::::::

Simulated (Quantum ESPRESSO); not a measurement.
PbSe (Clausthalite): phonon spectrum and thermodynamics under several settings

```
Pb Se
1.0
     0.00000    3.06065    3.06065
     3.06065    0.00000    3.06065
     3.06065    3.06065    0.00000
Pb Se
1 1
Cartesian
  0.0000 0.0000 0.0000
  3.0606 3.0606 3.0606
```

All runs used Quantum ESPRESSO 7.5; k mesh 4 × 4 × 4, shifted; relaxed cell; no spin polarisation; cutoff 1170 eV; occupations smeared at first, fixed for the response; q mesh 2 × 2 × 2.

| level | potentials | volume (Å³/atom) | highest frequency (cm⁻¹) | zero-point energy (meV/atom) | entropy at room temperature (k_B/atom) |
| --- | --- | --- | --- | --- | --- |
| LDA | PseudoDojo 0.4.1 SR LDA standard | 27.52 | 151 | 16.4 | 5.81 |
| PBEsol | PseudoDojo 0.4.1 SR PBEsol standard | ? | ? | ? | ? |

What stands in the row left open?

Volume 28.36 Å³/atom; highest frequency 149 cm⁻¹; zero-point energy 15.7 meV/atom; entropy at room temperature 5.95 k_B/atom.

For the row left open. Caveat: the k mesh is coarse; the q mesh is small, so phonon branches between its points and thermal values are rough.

::::::

* Work instruction
Return exactly, please, the lines of the material from the first one down to and including the line where "All runs used" appears.

* Response
Simulated (Quantum ESPRESSO); not a measurement.
PbSe (Clausthalite): phonon spectrum and thermodynamics under several settings

```
Pb Se
1.0
     0.00000    3.06065    3.06065
     3.06065    0.00000    3.06065
     3.06065    3.06065    0.00000
Pb Se
1 1
Cartesian
  0.0000 0.0000 0.0000
  3.0606 3.0606 3.0606
```

All runs used Quantum ESPRESSO 7.5; k mesh 4 × 4 × 4, shifted; relaxed cell; no spin polarisation; cutoff 1170 eV; occupations smeared at first, fixed for the response; q mesh 2 × 2 × 2.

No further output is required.